**Requirement:** Would you reproduce, without any alteration, the lines from the opening line of the entries through the line that has "Atom by atom" in it?

**Data extracts:**
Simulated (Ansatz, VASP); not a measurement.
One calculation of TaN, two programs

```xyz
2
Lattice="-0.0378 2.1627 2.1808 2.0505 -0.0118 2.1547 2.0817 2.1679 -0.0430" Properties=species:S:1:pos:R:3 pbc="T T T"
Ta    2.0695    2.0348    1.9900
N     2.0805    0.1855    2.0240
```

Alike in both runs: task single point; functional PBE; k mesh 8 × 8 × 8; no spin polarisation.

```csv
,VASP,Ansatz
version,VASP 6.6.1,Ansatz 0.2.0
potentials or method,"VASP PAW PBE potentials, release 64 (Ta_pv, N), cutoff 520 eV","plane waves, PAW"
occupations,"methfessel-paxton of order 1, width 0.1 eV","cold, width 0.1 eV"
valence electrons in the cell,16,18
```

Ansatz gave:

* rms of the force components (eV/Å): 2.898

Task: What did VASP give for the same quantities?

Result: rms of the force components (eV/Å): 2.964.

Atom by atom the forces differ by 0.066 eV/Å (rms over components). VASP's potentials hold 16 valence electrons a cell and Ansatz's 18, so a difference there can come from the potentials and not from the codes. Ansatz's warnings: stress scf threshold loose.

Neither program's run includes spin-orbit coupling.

**Response area:**
Simulated (Ansatz, VASP); not a measurement.
One calculation of TaN, two programs

```xyz
2
Lattice="-0.0378 2.1627 2.1808 2.0505 -0.0118 2.1547 2.0817 2.1679 -0.0430" Properties=species:S:1:pos:R:3 pbc="T T T"
Ta    2.0695    2.0348    1.9900
N     2.0805    0.1855    2.0240
```

Alike in both runs: task single point; functional PBE; k mesh 8 × 8 × 8; no spin polarisation.

```csv
,VASP,Ansatz
version,VASP 6.6.1,Ansatz 0.2.0
potentials or method,"VASP PAW PBE potentials, release 64 (Ta_pv, N), cutoff 520 eV","plane waves, PAW"
occupations,"methfessel-paxton of order 1, width 0.1 eV","cold, width 0.1 eV"
valence electrons in the cell,16,18
```

Ansatz gave:

* rms of the force components (eV/Å): 2.898

Task: What did VASP give for the same quantities?

Result: rms of the force components (eV/Å): 2.964.

Atom by atom the forces differ by 0.066 eV/Å (rms over components). VASP's potentials hold 16 valence electrons a cell and Ansatz's 18, so a difference there can come from the potentials and not from the codes. Ansatz's warnings: stress scf threshold loose.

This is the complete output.